** DATA PROVIDED follows **
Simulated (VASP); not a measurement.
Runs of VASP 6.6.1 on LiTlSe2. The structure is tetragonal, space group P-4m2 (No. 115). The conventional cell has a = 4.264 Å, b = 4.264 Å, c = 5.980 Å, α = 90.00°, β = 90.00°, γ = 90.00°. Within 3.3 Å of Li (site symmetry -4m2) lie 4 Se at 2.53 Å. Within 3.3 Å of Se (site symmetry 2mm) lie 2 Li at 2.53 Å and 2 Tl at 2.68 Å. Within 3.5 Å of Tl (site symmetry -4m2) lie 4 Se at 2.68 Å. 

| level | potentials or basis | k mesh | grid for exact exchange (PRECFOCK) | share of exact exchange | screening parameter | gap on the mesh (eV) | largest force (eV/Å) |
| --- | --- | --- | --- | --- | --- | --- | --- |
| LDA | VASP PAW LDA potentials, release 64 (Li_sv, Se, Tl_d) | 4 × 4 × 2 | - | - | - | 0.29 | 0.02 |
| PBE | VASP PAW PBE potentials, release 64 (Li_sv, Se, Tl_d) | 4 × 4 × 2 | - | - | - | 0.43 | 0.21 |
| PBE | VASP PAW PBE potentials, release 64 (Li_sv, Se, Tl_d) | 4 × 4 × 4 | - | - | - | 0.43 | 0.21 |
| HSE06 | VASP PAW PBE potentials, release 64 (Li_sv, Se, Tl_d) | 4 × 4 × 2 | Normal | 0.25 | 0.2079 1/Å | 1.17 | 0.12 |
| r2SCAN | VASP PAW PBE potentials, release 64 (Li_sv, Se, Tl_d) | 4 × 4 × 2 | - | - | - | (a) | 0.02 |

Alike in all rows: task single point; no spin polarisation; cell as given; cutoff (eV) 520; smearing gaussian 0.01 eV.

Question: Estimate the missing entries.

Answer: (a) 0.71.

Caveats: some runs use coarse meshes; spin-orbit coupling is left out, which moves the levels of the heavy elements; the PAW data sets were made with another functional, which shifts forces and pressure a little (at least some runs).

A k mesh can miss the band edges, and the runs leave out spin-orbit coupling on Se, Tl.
** End of DATA PROVIDED **

**WORK ITEM**
Set down, exactly as they stand above, the lines starting with the line with "0.29 | 0.02 |" and going on through the line with "Caveats: some runs", and no others.

**ANSWER AREA**
| LDA | VASP PAW LDA potentials, release 64 (Li_sv, Se, Tl_d) | 4 × 4 × 2 | - | - | - | 0.29 | 0.02 |
| PBE | VASP PAW PBE potentials, release 64 (Li_sv, Se, Tl_d) | 4 × 4 × 2 | - | - | - | 0.43 | 0.21 |
| PBE | VASP PAW PBE potentials, release 64 (Li_sv, Se, Tl_d) | 4 × 4 × 4 | - | - | - | 0.43 | 0.21 |
| HSE06 | VASP PAW PBE potentials, release 64 (Li_sv, Se, Tl_d) | 4 × 4 × 2 | Normal | 0.25 | 0.2079 1/Å | 1.17 | 0.12 |
| r2SCAN | VASP PAW PBE potentials, release 64 (Li_sv, Se, Tl_d) | 4 × 4 × 2 | - | - | - | (a) | 0.02 |

Alike in all rows: task single point; no spin polarisation; cell as given; cutoff (eV) 520; smearing gaussian 0.01 eV.

Question: Estimate the missing entries.

Answer: (a) 0.71.

Caveats: some runs use coarse meshes; spin-orbit coupling is left out, which moves the levels of the heavy elements; the PAW data sets were made with another functional, which shifts forces and pressure a little (at least some runs).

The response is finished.